_ _ _ _ _
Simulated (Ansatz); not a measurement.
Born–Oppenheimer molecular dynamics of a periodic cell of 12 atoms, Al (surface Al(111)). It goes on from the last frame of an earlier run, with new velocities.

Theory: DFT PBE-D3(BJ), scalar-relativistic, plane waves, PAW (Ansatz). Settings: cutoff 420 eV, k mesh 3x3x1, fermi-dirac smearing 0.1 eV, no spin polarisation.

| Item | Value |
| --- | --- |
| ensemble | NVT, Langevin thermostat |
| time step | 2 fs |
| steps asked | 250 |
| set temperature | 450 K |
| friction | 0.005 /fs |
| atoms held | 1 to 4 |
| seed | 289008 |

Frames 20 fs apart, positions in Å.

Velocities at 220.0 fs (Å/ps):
_ _ _ _ _

__Work item__
All records above need to be set down again exactly as written.

__Solution__
Simulated (Ansatz); not a measurement.
Born–Oppenheimer molecular dynamics of a periodic cell of 12 atoms, Al (surface Al(111)). It goes on from the last frame of an earlier run, with new velocities.

Theory: DFT PBE-D3(BJ), scalar-relativistic, plane waves, PAW (Ansatz). Settings: cutoff 420 eV, k mesh 3x3x1, fermi-dirac smearing 0.1 eV, no spin polarisation.

| Item | Value |
| --- | --- |
| ensemble | NVT, Langevin thermostat |
| time step | 2 fs |
| steps asked | 250 |
| set temperature | 450 K |
| friction | 0.005 /fs |
| atoms held | 1 to 4 |
| seed | 289008 |

Frames 20 fs apart, positions in Å.

Velocities at 220.0 fs (Å/ps):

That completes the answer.